== Data for review ==
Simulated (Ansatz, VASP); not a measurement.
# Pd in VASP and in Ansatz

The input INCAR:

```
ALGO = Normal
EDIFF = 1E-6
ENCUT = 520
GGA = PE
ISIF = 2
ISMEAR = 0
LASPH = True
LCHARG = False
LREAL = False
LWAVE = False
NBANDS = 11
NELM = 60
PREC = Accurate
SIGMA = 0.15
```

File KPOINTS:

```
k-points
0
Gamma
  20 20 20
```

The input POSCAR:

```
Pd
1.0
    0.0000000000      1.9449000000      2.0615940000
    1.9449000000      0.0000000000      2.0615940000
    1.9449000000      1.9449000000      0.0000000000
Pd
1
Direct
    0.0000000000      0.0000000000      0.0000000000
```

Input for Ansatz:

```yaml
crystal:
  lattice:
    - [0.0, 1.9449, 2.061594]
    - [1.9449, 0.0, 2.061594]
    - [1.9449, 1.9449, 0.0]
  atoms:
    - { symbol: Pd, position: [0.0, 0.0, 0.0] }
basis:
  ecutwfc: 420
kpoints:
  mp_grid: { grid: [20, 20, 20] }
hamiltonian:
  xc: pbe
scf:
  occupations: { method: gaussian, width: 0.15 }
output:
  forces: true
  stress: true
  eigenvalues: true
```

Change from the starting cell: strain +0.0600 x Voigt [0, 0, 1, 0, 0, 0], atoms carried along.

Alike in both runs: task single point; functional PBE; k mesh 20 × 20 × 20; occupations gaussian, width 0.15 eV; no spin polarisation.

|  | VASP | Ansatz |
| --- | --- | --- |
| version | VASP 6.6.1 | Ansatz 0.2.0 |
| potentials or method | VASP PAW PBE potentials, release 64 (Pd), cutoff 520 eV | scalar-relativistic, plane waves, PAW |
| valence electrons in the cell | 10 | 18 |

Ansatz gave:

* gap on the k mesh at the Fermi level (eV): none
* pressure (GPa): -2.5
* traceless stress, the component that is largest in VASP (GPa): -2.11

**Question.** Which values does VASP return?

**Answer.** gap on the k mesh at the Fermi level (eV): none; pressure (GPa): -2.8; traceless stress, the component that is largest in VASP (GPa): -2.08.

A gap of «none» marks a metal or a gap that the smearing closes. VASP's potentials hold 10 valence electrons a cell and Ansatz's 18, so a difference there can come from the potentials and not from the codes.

== Work request ==
Using the records above, repeat exactly the lines from the first one through the line with "VASP (GPa): -2.08.".

== Worked solution ==
Simulated (Ansatz, VASP); not a measurement.
# Pd in VASP and in Ansatz

The input INCAR:

```
ALGO = Normal
EDIFF = 1E-6
ENCUT = 520
GGA = PE
ISIF = 2
ISMEAR = 0
LASPH = True
LCHARG = False
LREAL = False
LWAVE = False
NBANDS = 11
NELM = 60
PREC = Accurate
SIGMA = 0.15
```

File KPOINTS:

```
k-points
0
Gamma
  20 20 20
```

The input POSCAR:

```
Pd
1.0
    0.0000000000      1.9449000000      2.0615940000
    1.9449000000      0.0000000000      2.0615940000
    1.9449000000      1.9449000000      0.0000000000
Pd
1
Direct
    0.0000000000      0.0000000000      0.0000000000
```

Input for Ansatz:

```yaml
crystal:
  lattice:
    - [0.0, 1.9449, 2.061594]
    - [1.9449, 0.0, 2.061594]
    - [1.9449, 1.9449, 0.0]
  atoms:
    - { symbol: Pd, position: [0.0, 0.0, 0.0] }
basis:
  ecutwfc: 420
kpoints:
  mp_grid: { grid: [20, 20, 20] }
hamiltonian:
  xc: pbe
scf:
  occupations: { method: gaussian, width: 0.15 }
output:
  forces: true
  stress: true
  eigenvalues: true
```

Change from the starting cell: strain +0.0600 x Voigt [0, 0, 1, 0, 0, 0], atoms carried along.

Alike in both runs: task single point; functional PBE; k mesh 20 × 20 × 20; occupations gaussian, width 0.15 eV; no spin polarisation.

|  | VASP | Ansatz |
| --- | --- | --- |
| version | VASP 6.6.1 | Ansatz 0.2.0 |
| potentials or method | VASP PAW PBE potentials, release 64 (Pd), cutoff 520 eV | scalar-relativistic, plane waves, PAW |
| valence electrons in the cell | 10 | 18 |

Ansatz gave:

* gap on the k mesh at the Fermi level (eV): none
* pressure (GPa): -2.5
* traceless stress, the component that is largest in VASP (GPa): -2.11

**Question.** Which values does VASP return?

**Answer.** gap on the k mesh at the Fermi level (eV): none; pressure (GPa): -2.8; traceless stress, the component that is largest in VASP (GPa): -2.08.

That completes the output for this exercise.